## Work item
In this exercise, reproduce the whole listing exactly.

## Entries shown
++++

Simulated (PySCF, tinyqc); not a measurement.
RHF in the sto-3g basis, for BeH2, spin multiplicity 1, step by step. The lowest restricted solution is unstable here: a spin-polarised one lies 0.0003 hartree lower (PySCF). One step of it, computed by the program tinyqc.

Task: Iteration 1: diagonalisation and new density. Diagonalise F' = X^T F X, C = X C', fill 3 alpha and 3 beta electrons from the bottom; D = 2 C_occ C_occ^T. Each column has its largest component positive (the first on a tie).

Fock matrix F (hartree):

++++

## Exercise result
Simulated (PySCF, tinyqc); not a measurement.
RHF in the sto-3g basis, for BeH2, spin multiplicity 1, step by step. The lowest restricted solution is unstable here: a spin-polarised one lies 0.0003 hartree lower (PySCF). One step of it, computed by the program tinyqc.

Task: Iteration 1: diagonalisation and new density. Diagonalise F' = X^T F X, C = X C', fill 3 alpha and 3 beta electrons from the bottom; D = 2 C_occ C_occ^T. Each column has its largest component positive (the first on a tie).

Fock matrix F (hartree):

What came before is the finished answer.